### Work task
Set down the records again, keeping each line exactly as it is.

### Dataset excerpts
# # # #

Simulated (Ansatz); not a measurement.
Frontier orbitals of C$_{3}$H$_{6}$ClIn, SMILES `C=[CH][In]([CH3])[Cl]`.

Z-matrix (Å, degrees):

# # # #

### Solution
Simulated (Ansatz); not a measurement.
Frontier orbitals of C$_{3}$H$_{6}$ClIn, SMILES `C=[CH][In]([CH3])[Cl]`.

Z-matrix (Å, degrees):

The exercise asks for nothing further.